Work task :: Each entry below needs to be retyped exactly as given.

Entries shown ::
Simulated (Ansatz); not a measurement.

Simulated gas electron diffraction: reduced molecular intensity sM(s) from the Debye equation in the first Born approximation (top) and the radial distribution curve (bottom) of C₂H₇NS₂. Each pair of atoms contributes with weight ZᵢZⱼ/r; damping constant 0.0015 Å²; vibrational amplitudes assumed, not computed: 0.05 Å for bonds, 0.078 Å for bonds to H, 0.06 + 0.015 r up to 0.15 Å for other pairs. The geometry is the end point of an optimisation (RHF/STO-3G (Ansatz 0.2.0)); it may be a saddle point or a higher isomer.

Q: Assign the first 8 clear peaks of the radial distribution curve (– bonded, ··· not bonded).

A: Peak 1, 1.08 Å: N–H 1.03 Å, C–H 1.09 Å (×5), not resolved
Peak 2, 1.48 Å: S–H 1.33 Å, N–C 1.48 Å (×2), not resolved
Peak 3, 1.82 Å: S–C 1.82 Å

Task result ::
Simulated (Ansatz); not a measurement.

Simulated gas electron diffraction: reduced molecular intensity sM(s) from the Debye equation in the first Born approximation (top) and the radial distribution curve (bottom) of C₂H₇NS₂. Each pair of atoms contributes with weight ZᵢZⱼ/r; damping constant 0.0015 Å²; vibrational amplitudes assumed, not computed: 0.05 Å for bonds, 0.078 Å for bonds to H, 0.06 + 0.015 r up to 0.15 Å for other pairs. The geometry is the end point of an optimisation (RHF/STO-3G (Ansatz 0.2.0)); it may be a saddle point or a higher isomer.

Q: Assign the first 8 clear peaks of the radial distribution curve (– bonded, ··· not bonded).

A: Peak 1, 1.08 Å: N–H 1.03 Å, C–H 1.09 Å (×5), not resolved
Peak 2, 1.48 Å: S–H 1.33 Å, N–C 1.48 Å (×2), not resolved
Peak 3, 1.82 Å: S–C 1.82 Å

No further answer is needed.